ASSIGNED TASK
The answer must consist of the listing, reproduced exactly.

RECORD EXCERPTS
------------------------------

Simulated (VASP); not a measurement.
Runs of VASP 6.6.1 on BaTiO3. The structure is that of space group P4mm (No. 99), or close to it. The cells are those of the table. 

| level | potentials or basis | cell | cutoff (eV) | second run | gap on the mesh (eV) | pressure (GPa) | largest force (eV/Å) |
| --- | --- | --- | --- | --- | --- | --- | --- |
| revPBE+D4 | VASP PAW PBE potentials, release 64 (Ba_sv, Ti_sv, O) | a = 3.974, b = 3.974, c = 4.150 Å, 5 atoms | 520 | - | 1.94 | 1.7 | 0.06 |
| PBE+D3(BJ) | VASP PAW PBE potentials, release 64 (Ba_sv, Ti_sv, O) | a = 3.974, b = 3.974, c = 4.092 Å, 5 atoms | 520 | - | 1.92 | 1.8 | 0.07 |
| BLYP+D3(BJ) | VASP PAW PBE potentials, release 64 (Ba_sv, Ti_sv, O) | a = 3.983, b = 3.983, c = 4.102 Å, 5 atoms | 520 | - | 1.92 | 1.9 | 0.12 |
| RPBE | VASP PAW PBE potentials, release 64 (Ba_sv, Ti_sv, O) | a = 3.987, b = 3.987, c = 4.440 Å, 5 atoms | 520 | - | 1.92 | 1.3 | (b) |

------------------------------

EXERCISE SOLUTION
Simulated (VASP); not a measurement.
Runs of VASP 6.6.1 on BaTiO3. The structure is that of space group P4mm (No. 99), or close to it. The cells are those of the table. 

| level | potentials or basis | cell | cutoff (eV) | second run | gap on the mesh (eV) | pressure (GPa) | largest force (eV/Å) |
| --- | --- | --- | --- | --- | --- | --- | --- |
| revPBE+D4 | VASP PAW PBE potentials, release 64 (Ba_sv, Ti_sv, O) | a = 3.974, b = 3.974, c = 4.150 Å, 5 atoms | 520 | - | 1.94 | 1.7 | 0.06 |
| PBE+D3(BJ) | VASP PAW PBE potentials, release 64 (Ba_sv, Ti_sv, O) | a = 3.974, b = 3.974, c = 4.092 Å, 5 atoms | 520 | - | 1.92 | 1.8 | 0.07 |
| BLYP+D3(BJ) | VASP PAW PBE potentials, release 64 (Ba_sv, Ti_sv, O) | a = 3.983, b = 3.983, c = 4.102 Å, 5 atoms | 520 | - | 1.92 | 1.9 | 0.12 |
| RPBE | VASP PAW PBE potentials, release 64 (Ba_sv, Ti_sv, O) | a = 3.987, b = 3.987, c = 4.440 Å, 5 atoms | 520 | - | 1.92 | 1.3 | (b) |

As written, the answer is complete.